Work instruction: Among the lines below, restate word for word only those from the line with "B. all radii" through the line with "C. all radii", with both end lines kept.

Listed records:
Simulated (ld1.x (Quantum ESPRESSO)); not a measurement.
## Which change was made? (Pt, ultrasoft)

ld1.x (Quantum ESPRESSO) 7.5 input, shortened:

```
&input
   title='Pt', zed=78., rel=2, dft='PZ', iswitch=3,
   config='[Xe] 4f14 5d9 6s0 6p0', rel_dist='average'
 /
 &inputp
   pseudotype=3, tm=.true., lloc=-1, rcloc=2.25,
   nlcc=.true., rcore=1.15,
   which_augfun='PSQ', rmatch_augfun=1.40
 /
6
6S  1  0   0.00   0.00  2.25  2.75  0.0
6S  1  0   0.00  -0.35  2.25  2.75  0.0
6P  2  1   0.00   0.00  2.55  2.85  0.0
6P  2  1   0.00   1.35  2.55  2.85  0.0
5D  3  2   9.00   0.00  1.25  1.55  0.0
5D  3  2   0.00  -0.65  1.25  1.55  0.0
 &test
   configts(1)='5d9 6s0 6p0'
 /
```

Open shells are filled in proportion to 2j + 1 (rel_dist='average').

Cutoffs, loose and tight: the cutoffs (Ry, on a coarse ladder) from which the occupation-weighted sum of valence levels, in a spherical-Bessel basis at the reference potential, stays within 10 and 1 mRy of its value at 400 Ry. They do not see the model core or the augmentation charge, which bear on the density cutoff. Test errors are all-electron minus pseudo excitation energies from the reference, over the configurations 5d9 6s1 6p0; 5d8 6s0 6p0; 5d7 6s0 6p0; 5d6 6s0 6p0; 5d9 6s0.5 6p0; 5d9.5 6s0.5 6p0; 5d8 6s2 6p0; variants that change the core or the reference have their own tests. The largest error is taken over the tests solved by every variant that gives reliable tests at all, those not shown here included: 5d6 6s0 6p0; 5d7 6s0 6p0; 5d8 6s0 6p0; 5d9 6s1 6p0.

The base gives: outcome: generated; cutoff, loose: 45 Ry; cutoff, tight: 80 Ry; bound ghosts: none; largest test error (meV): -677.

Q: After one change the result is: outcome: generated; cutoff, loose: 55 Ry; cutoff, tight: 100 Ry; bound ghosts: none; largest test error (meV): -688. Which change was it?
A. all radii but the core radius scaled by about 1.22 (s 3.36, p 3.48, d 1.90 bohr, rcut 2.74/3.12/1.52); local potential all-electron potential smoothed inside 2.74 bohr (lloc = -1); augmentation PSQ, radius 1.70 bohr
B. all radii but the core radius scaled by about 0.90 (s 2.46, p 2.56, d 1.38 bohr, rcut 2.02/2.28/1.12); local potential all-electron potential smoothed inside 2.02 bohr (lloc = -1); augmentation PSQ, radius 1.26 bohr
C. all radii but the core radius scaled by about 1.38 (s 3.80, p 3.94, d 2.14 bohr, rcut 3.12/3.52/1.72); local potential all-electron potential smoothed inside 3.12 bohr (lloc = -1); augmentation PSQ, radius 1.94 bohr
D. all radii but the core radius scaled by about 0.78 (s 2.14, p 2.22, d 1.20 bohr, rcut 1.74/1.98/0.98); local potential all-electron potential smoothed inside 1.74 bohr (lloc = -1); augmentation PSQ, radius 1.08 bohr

Problem solution:
B. all radii but the core radius scaled by about 0.90 (s 2.46, p 2.56, d 1.38 bohr, rcut 2.02/2.28/1.12); local potential all-electron potential smoothed inside 2.02 bohr (lloc = -1); augmentation PSQ, radius 1.26 bohr
C. all radii but the core radius scaled by about 1.38 (s 3.80, p 3.94, d 2.14 bohr, rcut 3.12/3.52/1.72); local potential all-electron potential smoothed inside 3.12 bohr (lloc = -1); augmentation PSQ, radius 1.94 bohr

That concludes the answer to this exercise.